WORK REQUEST :: Take the listing below and reproduce it in full. Change nothing.

+---+

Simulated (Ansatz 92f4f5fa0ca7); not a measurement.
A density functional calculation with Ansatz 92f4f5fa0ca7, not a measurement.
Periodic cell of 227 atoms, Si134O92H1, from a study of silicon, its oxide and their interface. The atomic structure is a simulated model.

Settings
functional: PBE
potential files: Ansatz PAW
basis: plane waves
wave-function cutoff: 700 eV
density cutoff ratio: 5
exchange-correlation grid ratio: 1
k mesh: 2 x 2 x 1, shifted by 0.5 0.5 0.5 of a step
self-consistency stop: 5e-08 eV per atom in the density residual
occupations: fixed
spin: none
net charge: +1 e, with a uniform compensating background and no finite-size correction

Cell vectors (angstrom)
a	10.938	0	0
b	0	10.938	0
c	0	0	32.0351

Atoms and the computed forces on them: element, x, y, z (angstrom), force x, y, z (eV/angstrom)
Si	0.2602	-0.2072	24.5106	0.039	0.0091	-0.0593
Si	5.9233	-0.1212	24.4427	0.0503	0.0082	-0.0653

+---+

WRITTEN REPLY ::
Simulated (Ansatz 92f4f5fa0ca7); not a measurement.
A density functional calculation with Ansatz 92f4f5fa0ca7, not a measurement.
Periodic cell of 227 atoms, Si134O92H1, from a study of silicon, its oxide and their interface. The atomic structure is a simulated model.

Settings
functional: PBE
potential files: Ansatz PAW
basis: plane waves
wave-function cutoff: 700 eV
density cutoff ratio: 5
exchange-correlation grid ratio: 1
k mesh: 2 x 2 x 1, shifted by 0.5 0.5 0.5 of a step
self-consistency stop: 5e-08 eV per atom in the density residual
occupations: fixed
spin: none
net charge: +1 e, with a uniform compensating background and no finite-size correction

Cell vectors (angstrom)
a	10.938	0	0
b	0	10.938	0
c	0	0	32.0351

Atoms and the computed forces on them: element, x, y, z (angstrom), force x, y, z (eV/angstrom)
Si	0.2602	-0.2072	24.5106	0.039	0.0091	-0.0593
Si	5.9233	-0.1212	24.4427	0.0503	0.0082	-0.0653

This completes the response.